[Start of Attachment]
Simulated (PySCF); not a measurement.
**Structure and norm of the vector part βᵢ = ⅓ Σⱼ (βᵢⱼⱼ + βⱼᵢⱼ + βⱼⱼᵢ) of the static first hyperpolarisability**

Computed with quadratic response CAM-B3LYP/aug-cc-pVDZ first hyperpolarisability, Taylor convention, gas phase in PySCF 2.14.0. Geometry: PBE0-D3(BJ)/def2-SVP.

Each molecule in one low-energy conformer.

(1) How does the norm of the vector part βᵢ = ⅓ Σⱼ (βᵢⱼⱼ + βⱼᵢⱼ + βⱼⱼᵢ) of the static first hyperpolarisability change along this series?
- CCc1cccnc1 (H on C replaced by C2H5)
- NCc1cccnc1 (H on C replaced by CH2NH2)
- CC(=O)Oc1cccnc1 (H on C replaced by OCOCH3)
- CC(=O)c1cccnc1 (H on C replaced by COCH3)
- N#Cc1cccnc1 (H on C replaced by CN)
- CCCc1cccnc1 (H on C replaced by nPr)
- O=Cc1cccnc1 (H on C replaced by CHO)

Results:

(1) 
[End of Attachment]

Exercise
Nothing beyond the line that contains "static first hyperpolarisability**" belongs in the answer; reproduce the entries exactly from their first line through it.

Exercise result
Simulated (PySCF); not a measurement.
**Structure and norm of the vector part βᵢ = ⅓ Σⱼ (βᵢⱼⱼ + βⱼᵢⱼ + βⱼⱼᵢ) of the static first hyperpolarisability**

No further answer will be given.